Extracted information Block Start
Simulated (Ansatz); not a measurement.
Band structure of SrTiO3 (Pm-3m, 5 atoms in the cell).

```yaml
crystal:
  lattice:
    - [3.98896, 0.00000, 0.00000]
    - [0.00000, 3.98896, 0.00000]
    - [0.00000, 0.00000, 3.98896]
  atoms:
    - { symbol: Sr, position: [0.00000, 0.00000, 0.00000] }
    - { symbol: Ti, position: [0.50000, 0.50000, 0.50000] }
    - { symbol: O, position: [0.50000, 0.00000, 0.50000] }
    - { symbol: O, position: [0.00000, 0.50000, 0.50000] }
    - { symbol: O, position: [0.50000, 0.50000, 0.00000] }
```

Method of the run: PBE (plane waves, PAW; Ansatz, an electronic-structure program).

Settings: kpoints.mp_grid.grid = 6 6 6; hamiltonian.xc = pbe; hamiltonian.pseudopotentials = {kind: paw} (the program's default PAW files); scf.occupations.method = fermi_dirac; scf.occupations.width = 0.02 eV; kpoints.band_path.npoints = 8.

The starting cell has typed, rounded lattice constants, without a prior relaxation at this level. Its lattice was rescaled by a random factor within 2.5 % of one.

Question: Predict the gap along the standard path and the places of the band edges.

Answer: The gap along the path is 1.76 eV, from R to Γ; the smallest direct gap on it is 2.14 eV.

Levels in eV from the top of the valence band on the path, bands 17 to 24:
Extracted information Block End

### Work task
Without omission, return all of the records exactly as given.

### Written answer
Simulated (Ansatz); not a measurement.
Band structure of SrTiO3 (Pm-3m, 5 atoms in the cell).

```yaml
crystal:
  lattice:
    - [3.98896, 0.00000, 0.00000]
    - [0.00000, 3.98896, 0.00000]
    - [0.00000, 0.00000, 3.98896]
  atoms:
    - { symbol: Sr, position: [0.00000, 0.00000, 0.00000] }
    - { symbol: Ti, position: [0.50000, 0.50000, 0.50000] }
    - { symbol: O, position: [0.50000, 0.00000, 0.50000] }
    - { symbol: O, position: [0.00000, 0.50000, 0.50000] }
    - { symbol: O, position: [0.50000, 0.50000, 0.00000] }
```

Method of the run: PBE (plane waves, PAW; Ansatz, an electronic-structure program).

Settings: kpoints.mp_grid.grid = 6 6 6; hamiltonian.xc = pbe; hamiltonian.pseudopotentials = {kind: paw} (the program's default PAW files); scf.occupations.method = fermi_dirac; scf.occupations.width = 0.02 eV; kpoints.band_path.npoints = 8.

The starting cell has typed, rounded lattice constants, without a prior relaxation at this level. Its lattice was rescaled by a random factor within 2.5 % of one.

Question: Predict the gap along the standard path and the places of the band edges.

Answer: The gap along the path is 1.76 eV, from R to Γ; the smallest direct gap on it is 2.14 eV.

Levels in eV from the top of the valence band on the path, bands 17 to 24:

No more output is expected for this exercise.